— Material supplied —
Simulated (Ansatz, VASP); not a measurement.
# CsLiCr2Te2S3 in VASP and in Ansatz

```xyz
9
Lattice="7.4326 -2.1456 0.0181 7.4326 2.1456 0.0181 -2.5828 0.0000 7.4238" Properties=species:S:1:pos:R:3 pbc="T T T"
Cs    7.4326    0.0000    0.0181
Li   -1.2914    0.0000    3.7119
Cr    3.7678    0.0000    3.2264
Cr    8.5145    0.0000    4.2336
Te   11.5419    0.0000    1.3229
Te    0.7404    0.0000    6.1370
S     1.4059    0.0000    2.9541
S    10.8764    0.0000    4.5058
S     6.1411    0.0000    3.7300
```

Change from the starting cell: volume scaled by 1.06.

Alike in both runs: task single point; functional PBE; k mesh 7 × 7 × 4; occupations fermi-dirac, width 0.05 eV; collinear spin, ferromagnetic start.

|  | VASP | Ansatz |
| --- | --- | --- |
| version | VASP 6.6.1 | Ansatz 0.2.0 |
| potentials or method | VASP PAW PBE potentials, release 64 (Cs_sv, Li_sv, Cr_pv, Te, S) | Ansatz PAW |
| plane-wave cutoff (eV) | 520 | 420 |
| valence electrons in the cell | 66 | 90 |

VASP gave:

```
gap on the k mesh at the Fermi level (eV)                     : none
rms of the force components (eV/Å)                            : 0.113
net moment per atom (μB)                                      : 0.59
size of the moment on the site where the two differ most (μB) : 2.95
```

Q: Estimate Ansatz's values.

— Action item —
Go through the records and set each one down again, unchanged.

— Task result —
Simulated (Ansatz, VASP); not a measurement.
# CsLiCr2Te2S3 in VASP and in Ansatz

```xyz
9
Lattice="7.4326 -2.1456 0.0181 7.4326 2.1456 0.0181 -2.5828 0.0000 7.4238" Properties=species:S:1:pos:R:3 pbc="T T T"
Cs    7.4326    0.0000    0.0181
Li   -1.2914    0.0000    3.7119
Cr    3.7678    0.0000    3.2264
Cr    8.5145    0.0000    4.2336
Te   11.5419    0.0000    1.3229
Te    0.7404    0.0000    6.1370
S     1.4059    0.0000    2.9541
S    10.8764    0.0000    4.5058
S     6.1411    0.0000    3.7300
```

Change from the starting cell: volume scaled by 1.06.

Alike in both runs: task single point; functional PBE; k mesh 7 × 7 × 4; occupations fermi-dirac, width 0.05 eV; collinear spin, ferromagnetic start.

|  | VASP | Ansatz |
| --- | --- | --- |
| version | VASP 6.6.1 | Ansatz 0.2.0 |
| potentials or method | VASP PAW PBE potentials, release 64 (Cs_sv, Li_sv, Cr_pv, Te, S) | Ansatz PAW |
| plane-wave cutoff (eV) | 520 | 420 |
| valence electrons in the cell | 66 | 90 |

VASP gave:

```
gap on the k mesh at the Fermi level (eV)                     : none
rms of the force components (eV/Å)                            : 0.113
net moment per atom (μB)                                      : 0.59
size of the moment on the site where the two differ most (μB) : 2.95
```

Q: Estimate Ansatz's values.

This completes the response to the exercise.